» **Work order**
All entries should be printed precisely as written.

Entries supplied section start

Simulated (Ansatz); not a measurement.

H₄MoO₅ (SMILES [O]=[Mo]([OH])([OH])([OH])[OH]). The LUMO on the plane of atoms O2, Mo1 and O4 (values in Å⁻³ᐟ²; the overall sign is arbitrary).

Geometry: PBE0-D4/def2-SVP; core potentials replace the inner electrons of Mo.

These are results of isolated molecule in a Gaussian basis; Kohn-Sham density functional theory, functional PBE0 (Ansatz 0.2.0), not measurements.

Entries supplied section end

» **Task response**
Simulated (Ansatz); not a measurement.

H₄MoO₅ (SMILES [O]=[Mo]([OH])([OH])([OH])[OH]). The LUMO on the plane of atoms O2, Mo1 and O4 (values in Å⁻³ᐟ²; the overall sign is arbitrary).

Geometry: PBE0-D4/def2-SVP; core potentials replace the inner electrons of Mo.

These are results of isolated molecule in a Gaussian basis; Kohn-Sham density functional theory, functional PBE0 (Ansatz 0.2.0), not measurements.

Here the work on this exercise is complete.